━━━━━━━━━━━━━━━━━━━━━━━━━━━━━━

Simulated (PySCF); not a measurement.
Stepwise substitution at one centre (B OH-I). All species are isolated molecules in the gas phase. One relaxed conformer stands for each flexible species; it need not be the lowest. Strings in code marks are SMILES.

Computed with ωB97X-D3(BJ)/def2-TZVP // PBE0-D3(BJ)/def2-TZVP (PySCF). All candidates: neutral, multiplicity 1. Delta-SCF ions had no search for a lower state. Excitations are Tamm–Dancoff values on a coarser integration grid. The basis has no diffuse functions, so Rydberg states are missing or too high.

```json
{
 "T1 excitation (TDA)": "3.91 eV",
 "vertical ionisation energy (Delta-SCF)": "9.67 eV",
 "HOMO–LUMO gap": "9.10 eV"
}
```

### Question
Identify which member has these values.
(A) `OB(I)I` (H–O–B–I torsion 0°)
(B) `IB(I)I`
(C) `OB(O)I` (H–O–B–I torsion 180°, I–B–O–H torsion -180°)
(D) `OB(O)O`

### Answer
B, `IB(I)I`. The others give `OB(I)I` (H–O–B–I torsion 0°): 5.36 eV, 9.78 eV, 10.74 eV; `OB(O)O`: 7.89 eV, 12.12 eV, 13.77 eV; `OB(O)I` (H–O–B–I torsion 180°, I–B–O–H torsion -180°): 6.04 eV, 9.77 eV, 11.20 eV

━━━━━━━━━━━━━━━━━━━━━━━━━━━━━━

*Work item*.
Taking care to miss no line, set down the whole listing above exactly.

*Exercise answer*.
Simulated (PySCF); not a measurement.
Stepwise substitution at one centre (B OH-I). All species are isolated molecules in the gas phase. One relaxed conformer stands for each flexible species; it need not be the lowest. Strings in code marks are SMILES.

Computed with ωB97X-D3(BJ)/def2-TZVP // PBE0-D3(BJ)/def2-TZVP (PySCF). All candidates: neutral, multiplicity 1. Delta-SCF ions had no search for a lower state. Excitations are Tamm–Dancoff values on a coarser integration grid. The basis has no diffuse functions, so Rydberg states are missing or too high.

```json
{
 "T1 excitation (TDA)": "3.91 eV",
 "vertical ionisation energy (Delta-SCF)": "9.67 eV",
 "HOMO–LUMO gap": "9.10 eV"
}
```

### Question
Identify which member has these values.
(A) `OB(I)I` (H–O–B–I torsion 0°)
(B) `IB(I)I`
(C) `OB(O)I` (H–O–B–I torsion 180°, I–B–O–H torsion -180°)
(D) `OB(O)O`

### Answer
B, `IB(I)I`. The others give `OB(I)I` (H–O–B–I torsion 0°): 5.36 eV, 9.78 eV, 10.74 eV; `OB(O)O`: 7.89 eV, 12.12 eV, 13.77 eV; `OB(O)I` (H–O–B–I torsion 180°, I–B–O–H torsion -180°): 6.04 eV, 9.77 eV, 11.20 eV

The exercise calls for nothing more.